Exercise
Type again, exactly, the lines below from the start through the line that includes "Q: How long".

Extracted data
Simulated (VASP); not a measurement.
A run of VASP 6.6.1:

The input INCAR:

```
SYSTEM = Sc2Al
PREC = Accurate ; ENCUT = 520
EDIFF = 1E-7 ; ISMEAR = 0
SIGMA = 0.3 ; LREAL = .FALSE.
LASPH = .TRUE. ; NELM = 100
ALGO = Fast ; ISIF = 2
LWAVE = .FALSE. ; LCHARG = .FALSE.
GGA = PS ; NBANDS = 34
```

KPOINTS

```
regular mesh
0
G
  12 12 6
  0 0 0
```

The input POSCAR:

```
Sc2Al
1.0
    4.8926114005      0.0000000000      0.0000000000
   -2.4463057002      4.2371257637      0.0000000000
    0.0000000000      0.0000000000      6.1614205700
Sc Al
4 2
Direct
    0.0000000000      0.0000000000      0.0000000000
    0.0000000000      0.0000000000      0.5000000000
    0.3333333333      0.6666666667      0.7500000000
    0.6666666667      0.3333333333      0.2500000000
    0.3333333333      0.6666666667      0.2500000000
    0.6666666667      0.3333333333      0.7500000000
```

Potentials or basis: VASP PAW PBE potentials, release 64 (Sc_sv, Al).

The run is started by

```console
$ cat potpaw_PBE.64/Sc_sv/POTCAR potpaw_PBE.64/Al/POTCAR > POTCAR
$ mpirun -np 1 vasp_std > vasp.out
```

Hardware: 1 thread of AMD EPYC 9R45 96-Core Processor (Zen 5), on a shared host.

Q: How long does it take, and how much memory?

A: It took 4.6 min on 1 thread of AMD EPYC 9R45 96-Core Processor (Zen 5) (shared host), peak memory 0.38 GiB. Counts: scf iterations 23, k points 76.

Exercise answer
Simulated (VASP); not a measurement.
A run of VASP 6.6.1:

The input INCAR:

```
SYSTEM = Sc2Al
PREC = Accurate ; ENCUT = 520
EDIFF = 1E-7 ; ISMEAR = 0
SIGMA = 0.3 ; LREAL = .FALSE.
LASPH = .TRUE. ; NELM = 100
ALGO = Fast ; ISIF = 2
LWAVE = .FALSE. ; LCHARG = .FALSE.
GGA = PS ; NBANDS = 34
```

KPOINTS

```
regular mesh
0
G
  12 12 6
  0 0 0
```

The input POSCAR:

```
Sc2Al
1.0
    4.8926114005      0.0000000000      0.0000000000
   -2.4463057002      4.2371257637      0.0000000000
    0.0000000000      0.0000000000      6.1614205700
Sc Al
4 2
Direct
    0.0000000000      0.0000000000      0.0000000000
    0.0000000000      0.0000000000      0.5000000000
    0.3333333333      0.6666666667      0.7500000000
    0.6666666667      0.3333333333      0.2500000000
    0.3333333333      0.6666666667      0.2500000000
    0.6666666667      0.3333333333      0.7500000000
```

Potentials or basis: VASP PAW PBE potentials, release 64 (Sc_sv, Al).

The run is started by

```console
$ cat potpaw_PBE.64/Sc_sv/POTCAR potpaw_PBE.64/Al/POTCAR > POTCAR
$ mpirun -np 1 vasp_std > vasp.out
```

Hardware: 1 thread of AMD EPYC 9R45 96-Core Processor (Zen 5), on a shared host.

Q: How long does it take, and how much memory?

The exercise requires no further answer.